**Dataset excerpts:**
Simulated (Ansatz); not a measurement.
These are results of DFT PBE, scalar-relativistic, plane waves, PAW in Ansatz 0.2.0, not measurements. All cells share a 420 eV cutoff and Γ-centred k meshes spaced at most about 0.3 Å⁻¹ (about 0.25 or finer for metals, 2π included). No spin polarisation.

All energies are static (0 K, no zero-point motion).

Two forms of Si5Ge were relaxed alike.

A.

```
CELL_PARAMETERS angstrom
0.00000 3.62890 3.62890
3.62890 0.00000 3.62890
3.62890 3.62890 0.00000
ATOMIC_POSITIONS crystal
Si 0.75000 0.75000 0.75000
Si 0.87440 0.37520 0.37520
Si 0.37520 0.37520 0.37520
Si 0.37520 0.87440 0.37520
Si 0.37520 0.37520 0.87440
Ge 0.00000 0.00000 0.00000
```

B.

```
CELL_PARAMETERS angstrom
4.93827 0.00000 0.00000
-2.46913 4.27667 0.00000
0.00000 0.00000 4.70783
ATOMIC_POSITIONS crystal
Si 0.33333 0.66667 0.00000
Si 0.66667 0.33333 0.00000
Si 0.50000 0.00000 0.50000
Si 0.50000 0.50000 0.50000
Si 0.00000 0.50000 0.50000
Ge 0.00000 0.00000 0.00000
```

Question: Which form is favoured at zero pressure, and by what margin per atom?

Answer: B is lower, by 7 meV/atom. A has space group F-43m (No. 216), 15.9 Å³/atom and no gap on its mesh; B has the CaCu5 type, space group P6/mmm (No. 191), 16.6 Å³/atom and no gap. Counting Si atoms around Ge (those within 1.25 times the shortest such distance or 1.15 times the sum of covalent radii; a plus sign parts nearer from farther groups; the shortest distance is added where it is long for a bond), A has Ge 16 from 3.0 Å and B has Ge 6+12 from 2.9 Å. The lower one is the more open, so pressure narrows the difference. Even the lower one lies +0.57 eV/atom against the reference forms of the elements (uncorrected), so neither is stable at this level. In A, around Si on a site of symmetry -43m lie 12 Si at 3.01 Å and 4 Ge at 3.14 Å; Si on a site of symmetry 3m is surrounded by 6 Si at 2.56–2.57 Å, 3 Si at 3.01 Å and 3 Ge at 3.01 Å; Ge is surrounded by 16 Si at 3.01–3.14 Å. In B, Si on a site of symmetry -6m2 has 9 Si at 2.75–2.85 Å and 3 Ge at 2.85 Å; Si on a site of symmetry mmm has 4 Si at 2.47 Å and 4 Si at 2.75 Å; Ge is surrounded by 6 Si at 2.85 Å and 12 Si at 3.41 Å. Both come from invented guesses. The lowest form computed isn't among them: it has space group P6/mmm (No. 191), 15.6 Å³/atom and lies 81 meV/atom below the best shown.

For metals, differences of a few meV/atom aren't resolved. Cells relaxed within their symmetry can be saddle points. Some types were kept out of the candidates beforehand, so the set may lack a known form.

**Work order:**
Print the records verbatim, stopping after the "All energies are" line.

**Problem solution:**
Simulated (Ansatz); not a measurement.
These are results of DFT PBE, scalar-relativistic, plane waves, PAW in Ansatz 0.2.0, not measurements. All cells share a 420 eV cutoff and Γ-centred k meshes spaced at most about 0.3 Å⁻¹ (about 0.25 or finer for metals, 2π included). No spin polarisation.

All energies are static (0 K, no zero-point motion).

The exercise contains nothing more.